_Given information_
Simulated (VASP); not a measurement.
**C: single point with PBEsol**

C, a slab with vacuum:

_Action item_
Exact copies of all the records are to be printed.

_Answer area_
Simulated (VASP); not a measurement.
**C: single point with PBEsol**

C, a slab with vacuum:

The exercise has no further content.